Requirement :: A word-for-word transcription of every record is needed.

• • • •

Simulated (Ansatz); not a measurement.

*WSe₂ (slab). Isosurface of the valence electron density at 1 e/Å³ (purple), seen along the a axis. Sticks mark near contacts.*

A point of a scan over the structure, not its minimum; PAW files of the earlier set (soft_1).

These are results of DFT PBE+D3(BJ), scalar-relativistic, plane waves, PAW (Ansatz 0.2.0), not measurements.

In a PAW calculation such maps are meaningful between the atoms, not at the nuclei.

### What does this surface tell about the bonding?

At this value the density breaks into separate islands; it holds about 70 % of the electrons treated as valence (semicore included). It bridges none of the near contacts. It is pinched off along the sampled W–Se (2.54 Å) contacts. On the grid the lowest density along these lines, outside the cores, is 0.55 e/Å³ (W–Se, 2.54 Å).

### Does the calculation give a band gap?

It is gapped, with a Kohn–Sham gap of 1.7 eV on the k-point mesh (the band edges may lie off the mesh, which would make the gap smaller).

• • • •

Task solution ::
Simulated (Ansatz); not a measurement.

*WSe₂ (slab). Isosurface of the valence electron density at 1 e/Å³ (purple), seen along the a axis. Sticks mark near contacts.*

A point of a scan over the structure, not its minimum; PAW files of the earlier set (soft_1).

These are results of DFT PBE+D3(BJ), scalar-relativistic, plane waves, PAW (Ansatz 0.2.0), not measurements.

In a PAW calculation such maps are meaningful between the atoms, not at the nuclei.

### What does this surface tell about the bonding?

At this value the density breaks into separate islands; it holds about 70 % of the electrons treated as valence (semicore included). It bridges none of the near contacts. It is pinched off along the sampled W–Se (2.54 Å) contacts. On the grid the lowest density along these lines, outside the cores, is 0.55 e/Å³ (W–Se, 2.54 Å).

### Does the calculation give a band gap?

It is gapped, with a Kohn–Sham gap of 1.7 eV on the k-point mesh (the band edges may lie off the mesh, which would make the gap smaller).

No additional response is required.